(Action item)
For the data below, give again exactly the lines from the one containing "At the start: pressure" through the one containing "volume (Å³) |", both ends included, and no others.

(Information given)
Content starts
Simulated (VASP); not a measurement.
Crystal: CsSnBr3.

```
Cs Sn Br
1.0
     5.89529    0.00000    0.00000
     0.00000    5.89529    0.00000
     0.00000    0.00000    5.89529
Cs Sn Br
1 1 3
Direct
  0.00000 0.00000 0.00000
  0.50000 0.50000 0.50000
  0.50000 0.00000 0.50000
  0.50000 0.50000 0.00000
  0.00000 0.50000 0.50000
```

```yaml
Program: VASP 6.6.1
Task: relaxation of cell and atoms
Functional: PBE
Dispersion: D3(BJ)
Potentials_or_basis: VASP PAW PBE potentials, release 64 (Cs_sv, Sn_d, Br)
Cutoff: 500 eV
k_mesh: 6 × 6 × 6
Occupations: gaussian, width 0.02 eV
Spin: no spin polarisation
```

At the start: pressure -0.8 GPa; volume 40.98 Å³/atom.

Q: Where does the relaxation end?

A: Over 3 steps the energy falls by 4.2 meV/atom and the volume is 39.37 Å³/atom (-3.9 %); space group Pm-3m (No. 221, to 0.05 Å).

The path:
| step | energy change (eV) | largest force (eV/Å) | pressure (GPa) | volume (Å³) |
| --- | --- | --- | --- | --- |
Content ends

(Expected answer)
At the start: pressure -0.8 GPa; volume 40.98 Å³/atom.

Q: Where does the relaxation end?

A: Over 3 steps the energy falls by 4.2 meV/atom and the volume is 39.37 Å³/atom (-3.9 %); space group Pm-3m (No. 221, to 0.05 Å).

The path:
| step | energy change (eV) | largest force (eV/Å) | pressure (GPa) | volume (Å³) |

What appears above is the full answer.